_Exercise_
Start with the first line of the records below. Output each line exactly, ending with the one that contains "Potentials or basis: VASP".

_Provided records_
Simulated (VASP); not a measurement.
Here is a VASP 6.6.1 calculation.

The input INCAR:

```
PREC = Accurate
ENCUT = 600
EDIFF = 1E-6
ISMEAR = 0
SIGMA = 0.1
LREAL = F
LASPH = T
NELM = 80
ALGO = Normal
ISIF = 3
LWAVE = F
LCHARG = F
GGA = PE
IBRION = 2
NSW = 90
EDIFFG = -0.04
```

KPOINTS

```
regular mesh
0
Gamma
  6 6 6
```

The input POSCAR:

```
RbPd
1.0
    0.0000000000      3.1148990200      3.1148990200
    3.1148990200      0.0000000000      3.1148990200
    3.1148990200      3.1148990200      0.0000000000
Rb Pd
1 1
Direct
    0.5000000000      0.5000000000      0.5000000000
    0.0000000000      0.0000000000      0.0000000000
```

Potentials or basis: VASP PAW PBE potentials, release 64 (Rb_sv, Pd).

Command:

_Response area_
Simulated (VASP); not a measurement.
Here is a VASP 6.6.1 calculation.

The input INCAR:

```
PREC = Accurate
ENCUT = 600
EDIFF = 1E-6
ISMEAR = 0
SIGMA = 0.1
LREAL = F
LASPH = T
NELM = 80
ALGO = Normal
ISIF = 3
LWAVE = F
LCHARG = F
GGA = PE
IBRION = 2
NSW = 90
EDIFFG = -0.04
```

KPOINTS

```
regular mesh
0
Gamma
  6 6 6
```

The input POSCAR:

```
RbPd
1.0
    0.0000000000      3.1148990200      3.1148990200
    3.1148990200      0.0000000000      3.1148990200
    3.1148990200      3.1148990200      0.0000000000
Rb Pd
1 1
Direct
    0.5000000000      0.5000000000      0.5000000000
    0.0000000000      0.0000000000      0.0000000000
```

Potentials or basis: VASP PAW PBE potentials, release 64 (Rb_sv, Pd).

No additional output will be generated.